__Brief__: Copy the first line of the material below and every later line through the line containing "4. PBE0: 4.120 + (8.2) × 0.25 = 6.17 eV.", without any other output.

__Provided data__:
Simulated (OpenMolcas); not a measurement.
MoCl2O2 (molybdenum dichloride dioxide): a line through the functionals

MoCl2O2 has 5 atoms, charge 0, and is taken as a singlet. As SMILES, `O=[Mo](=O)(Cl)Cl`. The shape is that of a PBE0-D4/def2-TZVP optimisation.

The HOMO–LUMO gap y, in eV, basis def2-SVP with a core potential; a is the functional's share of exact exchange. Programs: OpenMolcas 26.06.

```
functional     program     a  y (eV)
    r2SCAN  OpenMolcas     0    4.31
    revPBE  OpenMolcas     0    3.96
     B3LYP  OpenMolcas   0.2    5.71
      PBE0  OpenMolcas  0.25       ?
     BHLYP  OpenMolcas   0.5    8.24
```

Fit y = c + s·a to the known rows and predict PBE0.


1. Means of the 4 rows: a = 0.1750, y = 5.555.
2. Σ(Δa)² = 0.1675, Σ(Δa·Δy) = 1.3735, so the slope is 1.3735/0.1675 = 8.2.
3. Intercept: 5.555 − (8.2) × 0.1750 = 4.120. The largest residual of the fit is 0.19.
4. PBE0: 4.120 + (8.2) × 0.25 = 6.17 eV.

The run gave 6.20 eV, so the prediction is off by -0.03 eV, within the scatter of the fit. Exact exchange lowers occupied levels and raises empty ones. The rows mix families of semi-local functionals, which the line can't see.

__Solution__:
Simulated (OpenMolcas); not a measurement.
MoCl2O2 (molybdenum dichloride dioxide): a line through the functionals

MoCl2O2 has 5 atoms, charge 0, and is taken as a singlet. As SMILES, `O=[Mo](=O)(Cl)Cl`. The shape is that of a PBE0-D4/def2-TZVP optimisation.

The HOMO–LUMO gap y, in eV, basis def2-SVP with a core potential; a is the functional's share of exact exchange. Programs: OpenMolcas 26.06.

```
functional     program     a  y (eV)
    r2SCAN  OpenMolcas     0    4.31
    revPBE  OpenMolcas     0    3.96
     B3LYP  OpenMolcas   0.2    5.71
      PBE0  OpenMolcas  0.25       ?
     BHLYP  OpenMolcas   0.5    8.24
```

Fit y = c + s·a to the known rows and predict PBE0.


1. Means of the 4 rows: a = 0.1750, y = 5.555.
2. Σ(Δa)² = 0.1675, Σ(Δa·Δy) = 1.3735, so the slope is 1.3735/0.1675 = 8.2.
3. Intercept: 5.555 − (8.2) × 0.1750 = 4.120. The largest residual of the fit is 0.19.
4. PBE0: 4.120 + (8.2) × 0.25 = 6.17 eV.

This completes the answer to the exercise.